== Supplied material ==
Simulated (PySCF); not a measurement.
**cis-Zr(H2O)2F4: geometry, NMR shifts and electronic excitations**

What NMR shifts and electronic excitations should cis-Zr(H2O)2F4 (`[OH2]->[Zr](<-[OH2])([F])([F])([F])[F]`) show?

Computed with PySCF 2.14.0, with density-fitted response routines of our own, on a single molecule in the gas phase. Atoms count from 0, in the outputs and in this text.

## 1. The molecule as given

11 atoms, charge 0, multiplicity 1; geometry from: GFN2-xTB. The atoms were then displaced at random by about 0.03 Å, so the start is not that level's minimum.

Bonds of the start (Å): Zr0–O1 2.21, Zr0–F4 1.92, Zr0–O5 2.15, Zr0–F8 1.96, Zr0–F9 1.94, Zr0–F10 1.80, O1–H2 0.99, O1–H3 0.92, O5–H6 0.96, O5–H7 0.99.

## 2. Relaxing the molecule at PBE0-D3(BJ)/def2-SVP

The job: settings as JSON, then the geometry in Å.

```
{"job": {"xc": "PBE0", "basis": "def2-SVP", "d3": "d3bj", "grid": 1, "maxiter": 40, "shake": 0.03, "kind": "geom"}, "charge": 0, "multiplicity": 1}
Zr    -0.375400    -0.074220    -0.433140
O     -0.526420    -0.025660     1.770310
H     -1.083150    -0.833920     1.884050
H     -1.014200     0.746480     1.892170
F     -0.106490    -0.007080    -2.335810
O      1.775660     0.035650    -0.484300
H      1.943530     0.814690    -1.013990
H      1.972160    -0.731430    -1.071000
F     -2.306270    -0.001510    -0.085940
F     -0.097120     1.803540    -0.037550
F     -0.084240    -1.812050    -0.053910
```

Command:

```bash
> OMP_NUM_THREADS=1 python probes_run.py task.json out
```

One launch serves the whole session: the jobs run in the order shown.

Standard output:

== Brief ==
Reproduce, word for word and in full, only the lines above that start at the line with "## 2. Relaxing" and run through the line with "One launch serves", both ends included.

== Exercise result ==
## 2. Relaxing the molecule at PBE0-D3(BJ)/def2-SVP

The job: settings as JSON, then the geometry in Å.

```
{"job": {"xc": "PBE0", "basis": "def2-SVP", "d3": "d3bj", "grid": 1, "maxiter": 40, "shake": 0.03, "kind": "geom"}, "charge": 0, "multiplicity": 1}
Zr    -0.375400    -0.074220    -0.433140
O     -0.526420    -0.025660     1.770310
H     -1.083150    -0.833920     1.884050
H     -1.014200     0.746480     1.892170
F     -0.106490    -0.007080    -2.335810
O      1.775660     0.035650    -0.484300
H      1.943530     0.814690    -1.013990
H      1.972160    -0.731430    -1.071000
F     -2.306270    -0.001510    -0.085940
F     -0.097120     1.803540    -0.037550
F     -0.084240    -1.812050    -0.053910
```

Command:

```bash
> OMP_NUM_THREADS=1 python probes_run.py task.json out
```

One launch serves the whole session: the jobs run in the order shown.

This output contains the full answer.